■ Requirement: Return the listing word for word, as given.

■ Stored data:
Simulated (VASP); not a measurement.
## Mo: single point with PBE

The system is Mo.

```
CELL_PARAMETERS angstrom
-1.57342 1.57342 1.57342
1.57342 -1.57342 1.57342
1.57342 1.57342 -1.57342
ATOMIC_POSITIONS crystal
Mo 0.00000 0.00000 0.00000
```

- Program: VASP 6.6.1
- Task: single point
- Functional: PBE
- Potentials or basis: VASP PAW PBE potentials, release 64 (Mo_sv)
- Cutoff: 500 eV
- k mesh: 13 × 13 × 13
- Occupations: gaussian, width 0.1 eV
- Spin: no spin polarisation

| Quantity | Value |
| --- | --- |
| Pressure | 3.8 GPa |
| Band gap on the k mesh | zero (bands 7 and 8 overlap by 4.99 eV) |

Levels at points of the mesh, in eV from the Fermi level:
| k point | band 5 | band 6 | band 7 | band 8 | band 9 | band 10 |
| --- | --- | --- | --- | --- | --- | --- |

■ Task output:
Simulated (VASP); not a measurement.
## Mo: single point with PBE

The system is Mo.

```
CELL_PARAMETERS angstrom
-1.57342 1.57342 1.57342
1.57342 -1.57342 1.57342
1.57342 1.57342 -1.57342
ATOMIC_POSITIONS crystal
Mo 0.00000 0.00000 0.00000
```

- Program: VASP 6.6.1
- Task: single point
- Functional: PBE
- Potentials or basis: VASP PAW PBE potentials, release 64 (Mo_sv)
- Cutoff: 500 eV
- k mesh: 13 × 13 × 13
- Occupations: gaussian, width 0.1 eV
- Spin: no spin polarisation

| Quantity | Value |
| --- | --- |
| Pressure | 3.8 GPa |
| Band gap on the k mesh | zero (bands 7 and 8 overlap by 4.99 eV) |

Levels at points of the mesh, in eV from the Fermi level:
| k point | band 5 | band 6 | band 7 | band 8 | band 9 | band 10 |
| --- | --- | --- | --- | --- | --- | --- |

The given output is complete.